= WORK ITEM =
Please reproduce each of the following entries exactly.

= INFORMATION SUPPLIED =
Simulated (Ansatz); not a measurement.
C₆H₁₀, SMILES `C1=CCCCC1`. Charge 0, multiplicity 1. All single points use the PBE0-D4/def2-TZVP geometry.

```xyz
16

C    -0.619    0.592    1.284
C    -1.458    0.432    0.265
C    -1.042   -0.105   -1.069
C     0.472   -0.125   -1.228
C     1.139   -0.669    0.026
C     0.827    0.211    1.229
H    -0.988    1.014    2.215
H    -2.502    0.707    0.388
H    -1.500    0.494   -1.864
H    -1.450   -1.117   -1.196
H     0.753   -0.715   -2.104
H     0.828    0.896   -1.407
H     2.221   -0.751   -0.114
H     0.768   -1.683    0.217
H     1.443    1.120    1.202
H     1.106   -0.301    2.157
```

= ANSWER SPACE =
Simulated (Ansatz); not a measurement.
C₆H₁₀, SMILES `C1=CCCCC1`. Charge 0, multiplicity 1. All single points use the PBE0-D4/def2-TZVP geometry.

```xyz
16

C    -0.619    0.592    1.284
C    -1.458    0.432    0.265
C    -1.042   -0.105   -1.069
C     0.472   -0.125   -1.228
C     1.139   -0.669    0.026
C     0.827    0.211    1.229
H    -0.988    1.014    2.215
H    -2.502    0.707    0.388
H    -1.500    0.494   -1.864
H    -1.450   -1.117   -1.196
H     0.753   -0.715   -2.104
H     0.828    0.896   -1.407
H     2.221   -0.751   -0.114
H     0.768   -1.683    0.217
H     1.443    1.120    1.202
H     1.106   -0.301    2.157
```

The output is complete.